# REQUIREMENT:
Write out every record in full, exactly as written, please.

# THE DATA:
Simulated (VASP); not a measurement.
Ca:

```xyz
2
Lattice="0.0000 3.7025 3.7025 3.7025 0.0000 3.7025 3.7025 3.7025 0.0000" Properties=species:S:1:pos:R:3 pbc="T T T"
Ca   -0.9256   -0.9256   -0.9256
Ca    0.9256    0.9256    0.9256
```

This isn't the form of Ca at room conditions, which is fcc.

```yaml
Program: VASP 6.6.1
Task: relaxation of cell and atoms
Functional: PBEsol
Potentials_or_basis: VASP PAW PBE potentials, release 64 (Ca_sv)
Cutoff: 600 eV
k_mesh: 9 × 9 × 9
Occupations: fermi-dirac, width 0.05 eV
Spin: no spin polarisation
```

# TASK RESULT:
Simulated (VASP); not a measurement.
Ca:

```xyz
2
Lattice="0.0000 3.7025 3.7025 3.7025 0.0000 3.7025 3.7025 3.7025 0.0000" Properties=species:S:1:pos:R:3 pbc="T T T"
Ca   -0.9256   -0.9256   -0.9256
Ca    0.9256    0.9256    0.9256
```

This isn't the form of Ca at room conditions, which is fcc.

```yaml
Program: VASP 6.6.1
Task: relaxation of cell and atoms
Functional: PBEsol
Potentials_or_basis: VASP PAW PBE potentials, release 64 (Ca_sv)
Cutoff: 600 eV
k_mesh: 9 × 9 × 9
Occupations: fermi-dirac, width 0.05 eV
Spin: no spin polarisation
```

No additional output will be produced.